• [Records shown]:
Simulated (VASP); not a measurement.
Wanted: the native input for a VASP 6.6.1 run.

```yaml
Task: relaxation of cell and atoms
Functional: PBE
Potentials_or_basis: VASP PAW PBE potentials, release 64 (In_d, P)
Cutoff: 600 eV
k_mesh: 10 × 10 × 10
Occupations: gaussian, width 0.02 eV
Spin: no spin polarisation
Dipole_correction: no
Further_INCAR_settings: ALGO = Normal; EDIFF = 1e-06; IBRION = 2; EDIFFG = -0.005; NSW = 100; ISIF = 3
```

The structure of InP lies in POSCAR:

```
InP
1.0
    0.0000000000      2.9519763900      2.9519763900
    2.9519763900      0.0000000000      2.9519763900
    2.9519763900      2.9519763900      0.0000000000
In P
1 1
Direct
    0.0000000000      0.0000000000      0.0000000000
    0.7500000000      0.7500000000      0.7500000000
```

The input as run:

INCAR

• [Activity]: Transcribe the lines from the first line of the records through the line that contains "The input as", both included, and add nothing else.

• [Answer area]:
Simulated (VASP); not a measurement.
Wanted: the native input for a VASP 6.6.1 run.

```yaml
Task: relaxation of cell and atoms
Functional: PBE
Potentials_or_basis: VASP PAW PBE potentials, release 64 (In_d, P)
Cutoff: 600 eV
k_mesh: 10 × 10 × 10
Occupations: gaussian, width 0.02 eV
Spin: no spin polarisation
Dipole_correction: no
Further_INCAR_settings: ALGO = Normal; EDIFF = 1e-06; IBRION = 2; EDIFFG = -0.005; NSW = 100; ISIF = 3
```

The structure of InP lies in POSCAR:

```
InP
1.0
    0.0000000000      2.9519763900      2.9519763900
    2.9519763900      0.0000000000      2.9519763900
    2.9519763900      2.9519763900      0.0000000000
In P
1 1
Direct
    0.0000000000      0.0000000000      0.0000000000
    0.7500000000      0.7500000000      0.7500000000
```

The input as run:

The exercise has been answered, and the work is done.